:: Excerpted records ::

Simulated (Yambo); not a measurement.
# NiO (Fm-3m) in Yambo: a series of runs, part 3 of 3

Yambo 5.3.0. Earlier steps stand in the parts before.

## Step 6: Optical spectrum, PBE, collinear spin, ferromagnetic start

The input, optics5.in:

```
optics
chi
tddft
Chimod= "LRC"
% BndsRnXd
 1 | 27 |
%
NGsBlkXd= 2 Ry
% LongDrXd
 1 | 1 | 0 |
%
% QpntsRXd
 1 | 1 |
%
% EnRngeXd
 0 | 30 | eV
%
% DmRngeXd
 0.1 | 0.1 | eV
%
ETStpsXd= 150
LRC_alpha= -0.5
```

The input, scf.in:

:::

Copy out the material in full, exactly as it reads.

Simulated (Yambo); not a measurement.
# NiO (Fm-3m) in Yambo: a series of runs, part 3 of 3

Yambo 5.3.0. Earlier steps stand in the parts before.

## Step 6: Optical spectrum, PBE, collinear spin, ferromagnetic start

The input, optics5.in:

```
optics
chi
tddft
Chimod= "LRC"
% BndsRnXd
 1 | 27 |
%
NGsBlkXd= 2 Ry
% LongDrXd
 1 | 1 | 0 |
%
% QpntsRXd
 1 | 1 |
%
% EnRngeXd
 0 | 30 | eV
%
% DmRngeXd
 0.1 | 0.1 | eV
%
ETStpsXd= 150
LRC_alpha= -0.5
```

The input, scf.in:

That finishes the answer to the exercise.